Two lines in the listing below mark the span: one contains "# Valence orbitals of Tl LI" and one contains "Computed by valence". Reproduce both of them and everything between, exactly.

--- The data Enclosed Below ---

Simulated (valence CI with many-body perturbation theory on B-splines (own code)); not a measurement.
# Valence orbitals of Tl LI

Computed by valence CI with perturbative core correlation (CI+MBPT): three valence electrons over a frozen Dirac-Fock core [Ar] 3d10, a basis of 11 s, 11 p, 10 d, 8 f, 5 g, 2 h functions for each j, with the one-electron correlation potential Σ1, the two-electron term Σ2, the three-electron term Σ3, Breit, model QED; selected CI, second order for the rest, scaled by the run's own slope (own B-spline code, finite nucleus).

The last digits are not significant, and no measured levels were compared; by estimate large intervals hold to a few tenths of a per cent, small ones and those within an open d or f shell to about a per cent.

--- End of Enclosed The data ---

◆ Worked solution ◆
# Valence orbitals of Tl LI

Computed by valence CI with perturbative core correlation (CI+MBPT): three valence electrons over a frozen Dirac-Fock core [Ar] 3d10, a basis of 11 s, 11 p, 10 d, 8 f, 5 g, 2 h functions for each j, with the one-electron correlation potential Σ1, the two-electron term Σ2, the three-electron term Σ3, Breit, model QED; selected CI, second order for the rest, scaled by the run's own slope (own B-spline code, finite nucleus).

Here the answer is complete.